>>>
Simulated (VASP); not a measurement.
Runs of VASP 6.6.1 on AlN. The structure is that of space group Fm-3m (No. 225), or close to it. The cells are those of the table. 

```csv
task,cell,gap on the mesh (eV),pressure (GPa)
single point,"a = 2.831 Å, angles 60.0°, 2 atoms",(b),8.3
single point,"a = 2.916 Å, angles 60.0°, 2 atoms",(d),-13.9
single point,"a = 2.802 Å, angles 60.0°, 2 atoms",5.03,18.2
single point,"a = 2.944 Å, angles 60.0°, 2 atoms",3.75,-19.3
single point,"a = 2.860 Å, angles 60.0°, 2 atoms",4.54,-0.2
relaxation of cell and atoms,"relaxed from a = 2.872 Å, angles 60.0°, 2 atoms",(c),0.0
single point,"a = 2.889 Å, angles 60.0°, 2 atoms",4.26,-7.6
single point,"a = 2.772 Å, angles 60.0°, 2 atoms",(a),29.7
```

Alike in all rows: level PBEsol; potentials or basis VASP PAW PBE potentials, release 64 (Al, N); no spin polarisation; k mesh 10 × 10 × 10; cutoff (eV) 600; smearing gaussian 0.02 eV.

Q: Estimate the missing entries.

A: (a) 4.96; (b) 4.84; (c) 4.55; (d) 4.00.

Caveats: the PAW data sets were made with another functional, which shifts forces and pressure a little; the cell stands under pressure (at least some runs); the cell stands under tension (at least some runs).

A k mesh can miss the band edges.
<<<

WORK REQUEST:
Copy only this part of the entries above: the line with "Alike in all", the line with "Caveats: the PAW", and the lines between, all exactly as written.

ANSWER BOX:
Alike in all rows: level PBEsol; potentials or basis VASP PAW PBE potentials, release 64 (Al, N); no spin polarisation; k mesh 10 × 10 × 10; cutoff (eV) 600; smearing gaussian 0.02 eV.

Q: Estimate the missing entries.

A: (a) 4.96; (b) 4.84; (c) 4.55; (d) 4.00.

Caveats: the PAW data sets were made with another functional, which shifts forces and pressure a little; the cell stands under pressure (at least some runs); the cell stands under tension (at least some runs).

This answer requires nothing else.